→ SUPPLIED ENTRIES
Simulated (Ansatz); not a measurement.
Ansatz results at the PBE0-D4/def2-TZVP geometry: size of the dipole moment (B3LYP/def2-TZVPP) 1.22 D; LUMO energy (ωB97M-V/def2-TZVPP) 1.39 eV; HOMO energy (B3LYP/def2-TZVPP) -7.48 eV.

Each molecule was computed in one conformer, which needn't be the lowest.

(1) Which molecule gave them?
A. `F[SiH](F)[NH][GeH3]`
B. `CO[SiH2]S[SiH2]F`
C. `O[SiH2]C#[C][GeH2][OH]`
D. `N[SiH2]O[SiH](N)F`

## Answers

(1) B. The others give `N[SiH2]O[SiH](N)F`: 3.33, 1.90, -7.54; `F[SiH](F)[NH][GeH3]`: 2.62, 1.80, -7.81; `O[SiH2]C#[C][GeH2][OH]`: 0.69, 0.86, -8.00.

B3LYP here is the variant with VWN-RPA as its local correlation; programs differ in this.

→ WORK REQUEST
Copy out the full listing above. Keep every word as it is.

→ EXERCISE RESULT
Simulated (Ansatz); not a measurement.
Ansatz results at the PBE0-D4/def2-TZVP geometry: size of the dipole moment (B3LYP/def2-TZVPP) 1.22 D; LUMO energy (ωB97M-V/def2-TZVPP) 1.39 eV; HOMO energy (B3LYP/def2-TZVPP) -7.48 eV.

Each molecule was computed in one conformer, which needn't be the lowest.

(1) Which molecule gave them?
A. `F[SiH](F)[NH][GeH3]`
B. `CO[SiH2]S[SiH2]F`
C. `O[SiH2]C#[C][GeH2][OH]`
D. `N[SiH2]O[SiH](N)F`

## Answers

(1) B. The others give `N[SiH2]O[SiH](N)F`: 3.33, 1.90, -7.54; `F[SiH](F)[NH][GeH3]`: 2.62, 1.80, -7.81; `O[SiH2]C#[C][GeH2][OH]`: 0.69, 0.86, -8.00.

B3LYP here is the variant with VWN-RPA as its local correlation; programs differ in this.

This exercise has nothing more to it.